DATASET:
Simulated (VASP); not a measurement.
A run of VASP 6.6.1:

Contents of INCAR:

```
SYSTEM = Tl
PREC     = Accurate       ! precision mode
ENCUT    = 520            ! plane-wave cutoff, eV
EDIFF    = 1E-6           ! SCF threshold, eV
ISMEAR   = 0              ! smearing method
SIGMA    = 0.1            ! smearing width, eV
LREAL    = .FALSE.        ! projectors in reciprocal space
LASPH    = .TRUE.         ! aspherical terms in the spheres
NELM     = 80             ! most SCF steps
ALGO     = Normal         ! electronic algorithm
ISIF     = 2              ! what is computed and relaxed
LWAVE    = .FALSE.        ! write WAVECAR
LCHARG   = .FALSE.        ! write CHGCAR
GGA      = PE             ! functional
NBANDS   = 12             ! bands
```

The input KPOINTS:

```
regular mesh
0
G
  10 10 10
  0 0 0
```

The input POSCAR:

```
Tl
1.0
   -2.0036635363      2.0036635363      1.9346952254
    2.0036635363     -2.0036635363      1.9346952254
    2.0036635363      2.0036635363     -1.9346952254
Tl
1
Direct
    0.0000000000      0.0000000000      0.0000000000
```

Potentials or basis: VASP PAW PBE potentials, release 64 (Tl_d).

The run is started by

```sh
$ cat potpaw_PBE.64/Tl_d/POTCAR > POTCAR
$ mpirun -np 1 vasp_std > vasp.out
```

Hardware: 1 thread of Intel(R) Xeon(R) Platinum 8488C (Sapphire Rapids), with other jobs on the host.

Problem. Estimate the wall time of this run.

WORK REQUEST: Only the lines from the start of the material through the line bearing "Hardware: 1 thread" are needed, restated exactly, with both end lines included.

EXERCISE ANSWER:
Simulated (VASP); not a measurement.
A run of VASP 6.6.1:

Contents of INCAR:

```
SYSTEM = Tl
PREC     = Accurate       ! precision mode
ENCUT    = 520            ! plane-wave cutoff, eV
EDIFF    = 1E-6           ! SCF threshold, eV
ISMEAR   = 0              ! smearing method
SIGMA    = 0.1            ! smearing width, eV
LREAL    = .FALSE.        ! projectors in reciprocal space
LASPH    = .TRUE.         ! aspherical terms in the spheres
NELM     = 80             ! most SCF steps
ALGO     = Normal         ! electronic algorithm
ISIF     = 2              ! what is computed and relaxed
LWAVE    = .FALSE.        ! write WAVECAR
LCHARG   = .FALSE.        ! write CHGCAR
GGA      = PE             ! functional
NBANDS   = 12             ! bands
```

The input KPOINTS:

```
regular mesh
0
G
  10 10 10
  0 0 0
```

The input POSCAR:

```
Tl
1.0
   -2.0036635363      2.0036635363      1.9346952254
    2.0036635363     -2.0036635363      1.9346952254
    2.0036635363      2.0036635363     -1.9346952254
Tl
1
Direct
    0.0000000000      0.0000000000      0.0000000000
```

Potentials or basis: VASP PAW PBE potentials, release 64 (Tl_d).

The run is started by

```sh
$ cat potpaw_PBE.64/Tl_d/POTCAR > POTCAR
$ mpirun -np 1 vasp_std > vasp.out
```

Hardware: 1 thread of Intel(R) Xeon(R) Platinum 8488C (Sapphire Rapids), with other jobs on the host.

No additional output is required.